◆ **Requirement**: When you reach the line containing "Program: Ansatz 0.2.0." in the records below, start copying exactly, and stop once you have copied the line containing "### Step 1. The system as given".

◆ **Recorded data**:
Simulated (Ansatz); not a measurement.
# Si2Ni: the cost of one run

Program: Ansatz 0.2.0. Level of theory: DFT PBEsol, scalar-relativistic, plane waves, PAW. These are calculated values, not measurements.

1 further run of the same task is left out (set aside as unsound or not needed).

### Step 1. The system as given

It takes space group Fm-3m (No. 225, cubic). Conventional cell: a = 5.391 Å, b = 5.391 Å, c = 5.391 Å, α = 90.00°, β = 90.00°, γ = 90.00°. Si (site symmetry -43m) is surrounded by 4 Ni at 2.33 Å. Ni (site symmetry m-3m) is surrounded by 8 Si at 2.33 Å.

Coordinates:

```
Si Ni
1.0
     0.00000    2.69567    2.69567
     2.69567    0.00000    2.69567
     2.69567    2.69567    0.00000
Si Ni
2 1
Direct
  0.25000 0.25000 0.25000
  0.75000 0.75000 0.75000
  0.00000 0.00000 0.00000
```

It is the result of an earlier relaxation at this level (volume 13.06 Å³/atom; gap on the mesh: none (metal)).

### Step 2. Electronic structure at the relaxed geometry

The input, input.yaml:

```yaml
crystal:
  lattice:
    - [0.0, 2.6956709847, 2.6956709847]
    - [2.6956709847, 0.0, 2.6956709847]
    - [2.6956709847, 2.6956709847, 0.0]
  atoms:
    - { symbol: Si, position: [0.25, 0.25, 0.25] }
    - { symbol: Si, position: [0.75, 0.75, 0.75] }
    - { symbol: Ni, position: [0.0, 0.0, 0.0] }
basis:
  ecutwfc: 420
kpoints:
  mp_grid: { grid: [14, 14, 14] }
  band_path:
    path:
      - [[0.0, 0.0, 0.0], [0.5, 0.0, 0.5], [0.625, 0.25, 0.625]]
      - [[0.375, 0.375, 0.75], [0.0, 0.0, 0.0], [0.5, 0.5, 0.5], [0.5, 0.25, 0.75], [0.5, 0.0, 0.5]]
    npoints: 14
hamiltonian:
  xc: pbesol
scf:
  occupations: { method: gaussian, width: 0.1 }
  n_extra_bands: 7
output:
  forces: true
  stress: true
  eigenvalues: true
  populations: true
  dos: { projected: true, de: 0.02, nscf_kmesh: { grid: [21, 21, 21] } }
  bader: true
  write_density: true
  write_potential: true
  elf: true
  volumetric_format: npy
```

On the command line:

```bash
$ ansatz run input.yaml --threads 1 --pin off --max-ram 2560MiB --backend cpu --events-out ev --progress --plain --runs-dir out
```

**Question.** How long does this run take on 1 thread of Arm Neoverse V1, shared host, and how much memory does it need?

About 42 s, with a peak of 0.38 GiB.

◆ **Written response**:
Program: Ansatz 0.2.0. Level of theory: DFT PBEsol, scalar-relativistic, plane waves, PAW. These are calculated values, not measurements.

1 further run of the same task is left out (set aside as unsound or not needed).

### Step 1. The system as given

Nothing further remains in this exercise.